» **Brief**: The records that appear below are to be restated word for word.

» **Source data**:

Start of Block

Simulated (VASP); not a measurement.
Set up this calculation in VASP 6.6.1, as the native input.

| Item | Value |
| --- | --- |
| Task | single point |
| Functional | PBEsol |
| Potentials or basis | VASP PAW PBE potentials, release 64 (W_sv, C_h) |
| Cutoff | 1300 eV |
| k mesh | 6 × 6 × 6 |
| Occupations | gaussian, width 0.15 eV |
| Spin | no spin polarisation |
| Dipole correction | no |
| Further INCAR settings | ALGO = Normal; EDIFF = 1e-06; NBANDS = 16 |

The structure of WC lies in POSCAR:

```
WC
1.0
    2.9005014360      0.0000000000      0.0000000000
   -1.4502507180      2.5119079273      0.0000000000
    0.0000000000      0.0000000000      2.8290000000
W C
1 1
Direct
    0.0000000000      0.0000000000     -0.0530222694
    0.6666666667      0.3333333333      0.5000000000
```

End of Block

» **Response**:
Simulated (VASP); not a measurement.
Set up this calculation in VASP 6.6.1, as the native input.

| Item | Value |
| --- | --- |
| Task | single point |
| Functional | PBEsol |
| Potentials or basis | VASP PAW PBE potentials, release 64 (W_sv, C_h) |
| Cutoff | 1300 eV |
| k mesh | 6 × 6 × 6 |
| Occupations | gaussian, width 0.15 eV |
| Spin | no spin polarisation |
| Dipole correction | no |
| Further INCAR settings | ALGO = Normal; EDIFF = 1e-06; NBANDS = 16 |

The structure of WC lies in POSCAR:

```
WC
1.0
    2.9005014360      0.0000000000      0.0000000000
   -1.4502507180      2.5119079273      0.0000000000
    0.0000000000      0.0000000000      2.8290000000
W C
1 1
Direct
    0.0000000000      0.0000000000     -0.0530222694
    0.6666666667      0.3333333333      0.5000000000
```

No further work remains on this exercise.